### [Supplied records]
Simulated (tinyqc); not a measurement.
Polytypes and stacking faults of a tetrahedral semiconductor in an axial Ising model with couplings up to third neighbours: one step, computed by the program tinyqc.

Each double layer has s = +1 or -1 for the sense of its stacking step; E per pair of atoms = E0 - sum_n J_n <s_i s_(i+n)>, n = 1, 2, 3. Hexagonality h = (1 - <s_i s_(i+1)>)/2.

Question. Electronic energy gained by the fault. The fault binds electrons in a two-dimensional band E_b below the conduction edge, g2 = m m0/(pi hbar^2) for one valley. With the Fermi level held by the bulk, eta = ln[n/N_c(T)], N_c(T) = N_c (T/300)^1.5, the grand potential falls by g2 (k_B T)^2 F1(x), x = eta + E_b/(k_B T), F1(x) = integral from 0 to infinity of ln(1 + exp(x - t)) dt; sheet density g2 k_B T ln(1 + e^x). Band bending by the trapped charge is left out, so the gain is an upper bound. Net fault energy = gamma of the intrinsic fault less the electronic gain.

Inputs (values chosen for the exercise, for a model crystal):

### [Work instruction]
Retype the entries exactly, please. Leave no line out.

### [Your solution]
Simulated (tinyqc); not a measurement.
Polytypes and stacking faults of a tetrahedral semiconductor in an axial Ising model with couplings up to third neighbours: one step, computed by the program tinyqc.

Each double layer has s = +1 or -1 for the sense of its stacking step; E per pair of atoms = E0 - sum_n J_n <s_i s_(i+n)>, n = 1, 2, 3. Hexagonality h = (1 - <s_i s_(i+1)>)/2.

Question. Electronic energy gained by the fault. The fault binds electrons in a two-dimensional band E_b below the conduction edge, g2 = m m0/(pi hbar^2) for one valley. With the Fermi level held by the bulk, eta = ln[n/N_c(T)], N_c(T) = N_c (T/300)^1.5, the grand potential falls by g2 (k_B T)^2 F1(x), x = eta + E_b/(k_B T), F1(x) = integral from 0 to infinity of ln(1 + exp(x - t)) dt; sheet density g2 k_B T ln(1 + e^x). Band bending by the trapped charge is left out, so the gain is an upper bound. Net fault energy = gamma of the intrinsic fault less the electronic gain.

Inputs (values chosen for the exercise, for a model crystal):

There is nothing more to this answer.